**Material supplied**
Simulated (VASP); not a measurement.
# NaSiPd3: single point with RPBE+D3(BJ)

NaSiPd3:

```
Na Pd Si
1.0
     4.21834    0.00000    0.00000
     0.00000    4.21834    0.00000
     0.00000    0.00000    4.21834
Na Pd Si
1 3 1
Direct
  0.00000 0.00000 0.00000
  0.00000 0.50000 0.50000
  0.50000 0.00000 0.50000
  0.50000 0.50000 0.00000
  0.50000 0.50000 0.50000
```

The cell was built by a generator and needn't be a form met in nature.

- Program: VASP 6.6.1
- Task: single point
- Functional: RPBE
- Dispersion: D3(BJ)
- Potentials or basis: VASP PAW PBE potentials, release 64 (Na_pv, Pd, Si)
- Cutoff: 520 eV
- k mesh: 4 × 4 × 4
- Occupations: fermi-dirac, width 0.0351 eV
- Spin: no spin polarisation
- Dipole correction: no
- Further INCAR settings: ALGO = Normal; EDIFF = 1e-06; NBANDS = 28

**Assignment**
Retype the material above, line by line, exactly.

**Task response**
Simulated (VASP); not a measurement.
# NaSiPd3: single point with RPBE+D3(BJ)

NaSiPd3:

```
Na Pd Si
1.0
     4.21834    0.00000    0.00000
     0.00000    4.21834    0.00000
     0.00000    0.00000    4.21834
Na Pd Si
1 3 1
Direct
  0.00000 0.00000 0.00000
  0.00000 0.50000 0.50000
  0.50000 0.00000 0.50000
  0.50000 0.50000 0.00000
  0.50000 0.50000 0.50000
```

The cell was built by a generator and needn't be a form met in nature.

- Program: VASP 6.6.1
- Task: single point
- Functional: RPBE
- Dispersion: D3(BJ)
- Potentials or basis: VASP PAW PBE potentials, release 64 (Na_pv, Pd, Si)
- Cutoff: 520 eV
- k mesh: 4 × 4 × 4
- Occupations: fermi-dirac, width 0.0351 eV
- Spin: no spin polarisation
- Dipole correction: no
- Further INCAR settings: ALGO = Normal; EDIFF = 1e-06; NBANDS = 28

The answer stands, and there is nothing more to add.